#### Requirement
Each line of the data should be repeated precisely.

===
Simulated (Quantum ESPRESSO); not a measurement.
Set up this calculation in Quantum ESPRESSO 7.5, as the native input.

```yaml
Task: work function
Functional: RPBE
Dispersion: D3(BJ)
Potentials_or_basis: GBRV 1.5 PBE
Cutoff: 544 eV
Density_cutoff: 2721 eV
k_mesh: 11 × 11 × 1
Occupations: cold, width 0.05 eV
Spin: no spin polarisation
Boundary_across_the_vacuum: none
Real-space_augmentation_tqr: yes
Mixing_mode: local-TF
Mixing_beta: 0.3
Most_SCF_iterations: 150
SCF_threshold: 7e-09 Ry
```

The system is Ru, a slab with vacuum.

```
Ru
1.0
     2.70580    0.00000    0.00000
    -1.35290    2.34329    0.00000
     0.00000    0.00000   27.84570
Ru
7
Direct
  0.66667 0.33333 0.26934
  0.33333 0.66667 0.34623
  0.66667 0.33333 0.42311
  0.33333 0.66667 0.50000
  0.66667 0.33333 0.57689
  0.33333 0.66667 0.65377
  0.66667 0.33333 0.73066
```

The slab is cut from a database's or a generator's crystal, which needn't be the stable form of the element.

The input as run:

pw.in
===

#### Written reply
Simulated (Quantum ESPRESSO); not a measurement.
Set up this calculation in Quantum ESPRESSO 7.5, as the native input.

```yaml
Task: work function
Functional: RPBE
Dispersion: D3(BJ)
Potentials_or_basis: GBRV 1.5 PBE
Cutoff: 544 eV
Density_cutoff: 2721 eV
k_mesh: 11 × 11 × 1
Occupations: cold, width 0.05 eV
Spin: no spin polarisation
Boundary_across_the_vacuum: none
Real-space_augmentation_tqr: yes
Mixing_mode: local-TF
Mixing_beta: 0.3
Most_SCF_iterations: 150
SCF_threshold: 7e-09 Ry
```

The system is Ru, a slab with vacuum.

```
Ru
1.0
     2.70580    0.00000    0.00000
    -1.35290    2.34329    0.00000
     0.00000    0.00000   27.84570
Ru
7
Direct
  0.66667 0.33333 0.26934
  0.33333 0.66667 0.34623
  0.66667 0.33333 0.42311
  0.33333 0.66667 0.50000
  0.66667 0.33333 0.57689
  0.33333 0.66667 0.65377
  0.66667 0.33333 0.73066
```

The slab is cut from a database's or a generator's crystal, which needn't be the stable form of the element.

The input as run:

pw.in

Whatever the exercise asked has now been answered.